_DATASET_:
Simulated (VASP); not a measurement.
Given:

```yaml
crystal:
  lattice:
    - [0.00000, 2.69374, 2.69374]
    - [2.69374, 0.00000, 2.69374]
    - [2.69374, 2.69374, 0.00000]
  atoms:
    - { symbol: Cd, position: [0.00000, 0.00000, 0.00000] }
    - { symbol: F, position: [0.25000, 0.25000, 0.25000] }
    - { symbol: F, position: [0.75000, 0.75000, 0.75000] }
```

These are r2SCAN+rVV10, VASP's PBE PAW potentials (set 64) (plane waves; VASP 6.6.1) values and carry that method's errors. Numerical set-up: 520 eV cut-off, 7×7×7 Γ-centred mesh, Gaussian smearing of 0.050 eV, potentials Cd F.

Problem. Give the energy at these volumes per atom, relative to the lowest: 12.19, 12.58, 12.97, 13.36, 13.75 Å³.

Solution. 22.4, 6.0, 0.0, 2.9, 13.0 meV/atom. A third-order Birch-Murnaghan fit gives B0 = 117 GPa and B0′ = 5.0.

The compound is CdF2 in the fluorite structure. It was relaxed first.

_ACTION ITEM_: Set down the lines of the records exactly, from the first one through the line containing "These are r2SCAN+rVV10, VASP's", and add nothing else.

_ANSWER SPACE_:
Simulated (VASP); not a measurement.
Given:

```yaml
crystal:
  lattice:
    - [0.00000, 2.69374, 2.69374]
    - [2.69374, 0.00000, 2.69374]
    - [2.69374, 2.69374, 0.00000]
  atoms:
    - { symbol: Cd, position: [0.00000, 0.00000, 0.00000] }
    - { symbol: F, position: [0.25000, 0.25000, 0.25000] }
    - { symbol: F, position: [0.75000, 0.75000, 0.75000] }
```

These are r2SCAN+rVV10, VASP's PBE PAW potentials (set 64) (plane waves; VASP 6.6.1) values and carry that method's errors. Numerical set-up: 520 eV cut-off, 7×7×7 Γ-centred mesh, Gaussian smearing of 0.050 eV, potentials Cd F.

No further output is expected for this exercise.